◆ **Exercise**
Print out the records below with nothing altered.

◆ **Dataset entries**
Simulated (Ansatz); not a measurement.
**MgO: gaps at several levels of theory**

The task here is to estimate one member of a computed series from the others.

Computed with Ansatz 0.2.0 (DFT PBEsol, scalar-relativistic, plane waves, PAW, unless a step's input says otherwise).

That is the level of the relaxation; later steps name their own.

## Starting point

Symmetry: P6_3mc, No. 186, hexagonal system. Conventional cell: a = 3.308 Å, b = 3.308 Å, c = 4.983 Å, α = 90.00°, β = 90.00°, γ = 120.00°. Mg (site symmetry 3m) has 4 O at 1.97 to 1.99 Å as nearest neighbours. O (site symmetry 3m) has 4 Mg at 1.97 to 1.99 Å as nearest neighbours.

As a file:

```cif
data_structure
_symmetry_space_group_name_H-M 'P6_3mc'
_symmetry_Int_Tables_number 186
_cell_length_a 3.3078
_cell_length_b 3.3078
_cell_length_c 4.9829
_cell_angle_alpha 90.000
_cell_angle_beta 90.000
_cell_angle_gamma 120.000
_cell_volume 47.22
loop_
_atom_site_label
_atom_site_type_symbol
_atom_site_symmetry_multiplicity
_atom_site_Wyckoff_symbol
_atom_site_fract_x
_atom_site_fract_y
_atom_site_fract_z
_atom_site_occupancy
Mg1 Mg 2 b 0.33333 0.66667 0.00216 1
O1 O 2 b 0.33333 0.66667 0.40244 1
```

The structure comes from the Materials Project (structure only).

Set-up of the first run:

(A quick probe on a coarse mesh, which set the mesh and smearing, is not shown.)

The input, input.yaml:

◆ **Problem solution**
Simulated (Ansatz); not a measurement.
**MgO: gaps at several levels of theory**

The task here is to estimate one member of a computed series from the others.

Computed with Ansatz 0.2.0 (DFT PBEsol, scalar-relativistic, plane waves, PAW, unless a step's input says otherwise).

That is the level of the relaxation; later steps name their own.

## Starting point

Symmetry: P6_3mc, No. 186, hexagonal system. Conventional cell: a = 3.308 Å, b = 3.308 Å, c = 4.983 Å, α = 90.00°, β = 90.00°, γ = 120.00°. Mg (site symmetry 3m) has 4 O at 1.97 to 1.99 Å as nearest neighbours. O (site symmetry 3m) has 4 Mg at 1.97 to 1.99 Å as nearest neighbours.

As a file:

```cif
data_structure
_symmetry_space_group_name_H-M 'P6_3mc'
_symmetry_Int_Tables_number 186
_cell_length_a 3.3078
_cell_length_b 3.3078
_cell_length_c 4.9829
_cell_angle_alpha 90.000
_cell_angle_beta 90.000
_cell_angle_gamma 120.000
_cell_volume 47.22
loop_
_atom_site_label
_atom_site_type_symbol
_atom_site_symmetry_multiplicity
_atom_site_Wyckoff_symbol
_atom_site_fract_x
_atom_site_fract_y
_atom_site_fract_z
_atom_site_occupancy
Mg1 Mg 2 b 0.33333 0.66667 0.00216 1
O1 O 2 b 0.33333 0.66667 0.40244 1
```

The structure comes from the Materials Project (structure only).

Set-up of the first run:

(A quick probe on a coarse mesh, which set the mesh and smearing, is not shown.)

The input, input.yaml:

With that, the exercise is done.